**Activity**:
Range to output from the entries below: the line containing "4 core-seconds |" through the line containing "PBE: smearing of". Set it down exactly, ends included, nothing else.

**Record set**:
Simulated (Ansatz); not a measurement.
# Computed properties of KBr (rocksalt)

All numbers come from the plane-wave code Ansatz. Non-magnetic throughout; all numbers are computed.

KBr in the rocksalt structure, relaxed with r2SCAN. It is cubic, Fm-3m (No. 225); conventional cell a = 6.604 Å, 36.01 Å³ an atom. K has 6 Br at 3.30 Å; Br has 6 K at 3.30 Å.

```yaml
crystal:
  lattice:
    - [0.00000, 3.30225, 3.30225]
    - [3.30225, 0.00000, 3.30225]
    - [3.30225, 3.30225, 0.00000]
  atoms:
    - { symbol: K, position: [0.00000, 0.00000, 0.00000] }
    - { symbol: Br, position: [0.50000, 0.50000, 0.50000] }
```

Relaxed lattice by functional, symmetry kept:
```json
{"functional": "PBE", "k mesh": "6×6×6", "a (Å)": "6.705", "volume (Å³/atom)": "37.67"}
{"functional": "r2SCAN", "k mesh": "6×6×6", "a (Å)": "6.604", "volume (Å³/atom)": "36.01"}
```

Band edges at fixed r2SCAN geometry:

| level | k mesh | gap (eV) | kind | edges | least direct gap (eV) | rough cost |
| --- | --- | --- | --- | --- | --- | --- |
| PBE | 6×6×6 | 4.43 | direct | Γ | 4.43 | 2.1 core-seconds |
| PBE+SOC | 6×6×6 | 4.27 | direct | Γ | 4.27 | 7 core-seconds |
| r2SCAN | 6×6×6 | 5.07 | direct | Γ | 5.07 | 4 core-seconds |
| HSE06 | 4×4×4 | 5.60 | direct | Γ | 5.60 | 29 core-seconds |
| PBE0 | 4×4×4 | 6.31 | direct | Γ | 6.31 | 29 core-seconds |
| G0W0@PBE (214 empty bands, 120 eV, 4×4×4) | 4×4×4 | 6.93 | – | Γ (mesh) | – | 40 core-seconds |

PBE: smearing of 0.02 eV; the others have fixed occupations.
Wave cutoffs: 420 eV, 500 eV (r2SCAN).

**Answer section**:
| r2SCAN | 6×6×6 | 5.07 | direct | Γ | 5.07 | 4 core-seconds |
| HSE06 | 4×4×4 | 5.60 | direct | Γ | 5.60 | 29 core-seconds |
| PBE0 | 4×4×4 | 6.31 | direct | Γ | 6.31 | 29 core-seconds |
| G0W0@PBE (214 empty bands, 120 eV, 4×4×4) | 4×4×4 | 6.93 | – | Γ (mesh) | – | 40 core-seconds |

PBE: smearing of 0.02 eV; the others have fixed occupations.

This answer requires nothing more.